Segment Open
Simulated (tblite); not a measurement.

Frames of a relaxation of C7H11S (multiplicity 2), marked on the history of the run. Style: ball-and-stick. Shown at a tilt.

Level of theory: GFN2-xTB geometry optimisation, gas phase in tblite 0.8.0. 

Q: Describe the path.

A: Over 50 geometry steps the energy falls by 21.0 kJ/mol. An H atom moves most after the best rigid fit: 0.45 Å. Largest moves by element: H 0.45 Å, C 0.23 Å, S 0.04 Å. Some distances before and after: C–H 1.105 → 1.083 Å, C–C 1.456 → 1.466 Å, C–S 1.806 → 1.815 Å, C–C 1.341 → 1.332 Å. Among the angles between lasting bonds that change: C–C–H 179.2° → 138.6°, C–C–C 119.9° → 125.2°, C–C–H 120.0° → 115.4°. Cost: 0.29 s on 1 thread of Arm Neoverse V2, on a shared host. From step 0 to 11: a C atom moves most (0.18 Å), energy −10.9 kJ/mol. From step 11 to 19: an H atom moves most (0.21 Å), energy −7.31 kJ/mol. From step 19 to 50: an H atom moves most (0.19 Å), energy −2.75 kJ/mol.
Segment Closed

**Work request:**
Line by line, copy the records exactly.

**Reply:**
Simulated (tblite); not a measurement.

Frames of a relaxation of C7H11S (multiplicity 2), marked on the history of the run. Style: ball-and-stick. Shown at a tilt.

Level of theory: GFN2-xTB geometry optimisation, gas phase in tblite 0.8.0. 

Q: Describe the path.

A: Over 50 geometry steps the energy falls by 21.0 kJ/mol. An H atom moves most after the best rigid fit: 0.45 Å. Largest moves by element: H 0.45 Å, C 0.23 Å, S 0.04 Å. Some distances before and after: C–H 1.105 → 1.083 Å, C–C 1.456 → 1.466 Å, C–S 1.806 → 1.815 Å, C–C 1.341 → 1.332 Å. Among the angles between lasting bonds that change: C–C–H 179.2° → 138.6°, C–C–C 119.9° → 125.2°, C–C–H 120.0° → 115.4°. Cost: 0.29 s on 1 thread of Arm Neoverse V2, on a shared host. From step 0 to 11: a C atom moves most (0.18 Å), energy −10.9 kJ/mol. From step 11 to 19: an H atom moves most (0.21 Å), energy −7.31 kJ/mol. From step 19 to 50: an H atom moves most (0.19 Å), energy −2.75 kJ/mol.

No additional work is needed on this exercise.